__Exercise__: Produce a verbatim copy of the entries listed below.

__Exercise data__:
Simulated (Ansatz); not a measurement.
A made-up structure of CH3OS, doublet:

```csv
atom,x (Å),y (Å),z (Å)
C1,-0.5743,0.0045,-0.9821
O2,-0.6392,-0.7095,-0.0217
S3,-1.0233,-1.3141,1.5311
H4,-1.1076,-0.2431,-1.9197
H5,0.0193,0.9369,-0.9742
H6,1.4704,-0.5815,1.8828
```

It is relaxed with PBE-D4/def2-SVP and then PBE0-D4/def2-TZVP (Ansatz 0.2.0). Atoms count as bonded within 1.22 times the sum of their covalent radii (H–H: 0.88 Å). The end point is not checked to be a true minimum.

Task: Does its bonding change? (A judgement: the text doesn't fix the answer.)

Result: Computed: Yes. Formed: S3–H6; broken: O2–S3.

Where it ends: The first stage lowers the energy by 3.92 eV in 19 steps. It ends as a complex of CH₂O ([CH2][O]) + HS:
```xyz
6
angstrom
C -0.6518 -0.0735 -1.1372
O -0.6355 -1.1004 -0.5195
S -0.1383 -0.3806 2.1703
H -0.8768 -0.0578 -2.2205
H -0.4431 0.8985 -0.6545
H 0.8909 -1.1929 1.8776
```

__Answer space__:
Simulated (Ansatz); not a measurement.
A made-up structure of CH3OS, doublet:

```csv
atom,x (Å),y (Å),z (Å)
C1,-0.5743,0.0045,-0.9821
O2,-0.6392,-0.7095,-0.0217
S3,-1.0233,-1.3141,1.5311
H4,-1.1076,-0.2431,-1.9197
H5,0.0193,0.9369,-0.9742
H6,1.4704,-0.5815,1.8828
```

It is relaxed with PBE-D4/def2-SVP and then PBE0-D4/def2-TZVP (Ansatz 0.2.0). Atoms count as bonded within 1.22 times the sum of their covalent radii (H–H: 0.88 Å). The end point is not checked to be a true minimum.

Task: Does its bonding change? (A judgement: the text doesn't fix the answer.)

Result: Computed: Yes. Formed: S3–H6; broken: O2–S3.

Where it ends: The first stage lowers the energy by 3.92 eV in 19 steps. It ends as a complex of CH₂O ([CH2][O]) + HS:
```xyz
6
angstrom
C -0.6518 -0.0735 -1.1372
O -0.6355 -1.1004 -0.5195
S -0.1383 -0.3806 2.1703
H -0.8768 -0.0578 -2.2205
H -0.4431 0.8985 -0.6545
H 0.8909 -1.1929 1.8776
```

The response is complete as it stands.